-- -- --

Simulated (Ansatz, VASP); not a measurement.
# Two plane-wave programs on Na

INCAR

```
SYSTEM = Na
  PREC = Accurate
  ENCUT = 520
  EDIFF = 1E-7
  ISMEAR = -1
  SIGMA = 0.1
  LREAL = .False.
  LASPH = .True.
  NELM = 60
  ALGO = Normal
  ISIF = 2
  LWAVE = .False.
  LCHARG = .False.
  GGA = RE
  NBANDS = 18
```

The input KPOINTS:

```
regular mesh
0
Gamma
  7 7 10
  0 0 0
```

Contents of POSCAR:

-- -- --

- **Action item**
Copy out the entries above again, keeping them exact.

- **Expected answer**
Simulated (Ansatz, VASP); not a measurement.
# Two plane-wave programs on Na

INCAR

```
SYSTEM = Na
  PREC = Accurate
  ENCUT = 520
  EDIFF = 1E-7
  ISMEAR = -1
  SIGMA = 0.1
  LREAL = .False.
  LASPH = .True.
  NELM = 60
  ALGO = Normal
  ISIF = 2
  LWAVE = .False.
  LCHARG = .False.
  GGA = RE
  NBANDS = 18
```

The input KPOINTS:

```
regular mesh
0
Gamma
  7 7 10
  0 0 0
```

Contents of POSCAR:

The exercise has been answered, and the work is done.